_Information given_
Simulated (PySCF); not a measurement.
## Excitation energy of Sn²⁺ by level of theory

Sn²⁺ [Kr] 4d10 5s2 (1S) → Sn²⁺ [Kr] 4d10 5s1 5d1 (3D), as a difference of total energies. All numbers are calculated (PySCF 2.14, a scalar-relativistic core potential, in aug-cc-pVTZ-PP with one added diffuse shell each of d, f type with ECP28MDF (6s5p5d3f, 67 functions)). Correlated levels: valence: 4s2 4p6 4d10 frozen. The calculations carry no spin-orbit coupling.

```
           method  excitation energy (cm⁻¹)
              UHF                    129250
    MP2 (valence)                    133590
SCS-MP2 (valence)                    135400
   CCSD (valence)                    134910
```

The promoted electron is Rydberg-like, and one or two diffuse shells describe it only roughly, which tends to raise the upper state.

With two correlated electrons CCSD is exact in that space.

_Work order_
The required output is the exact run of lines from the beginning of the records to the line with "The promoted electron", that line included.

_Response area_
Simulated (PySCF); not a measurement.
## Excitation energy of Sn²⁺ by level of theory

Sn²⁺ [Kr] 4d10 5s2 (1S) → Sn²⁺ [Kr] 4d10 5s1 5d1 (3D), as a difference of total energies. All numbers are calculated (PySCF 2.14, a scalar-relativistic core potential, in aug-cc-pVTZ-PP with one added diffuse shell each of d, f type with ECP28MDF (6s5p5d3f, 67 functions)). Correlated levels: valence: 4s2 4p6 4d10 frozen. The calculations carry no spin-orbit coupling.

```
           method  excitation energy (cm⁻¹)
              UHF                    129250
    MP2 (valence)                    133590
SCS-MP2 (valence)                    135400
   CCSD (valence)                    134910
```

The promoted electron is Rydberg-like, and one or two diffuse shells describe it only roughly, which tends to raise the upper state.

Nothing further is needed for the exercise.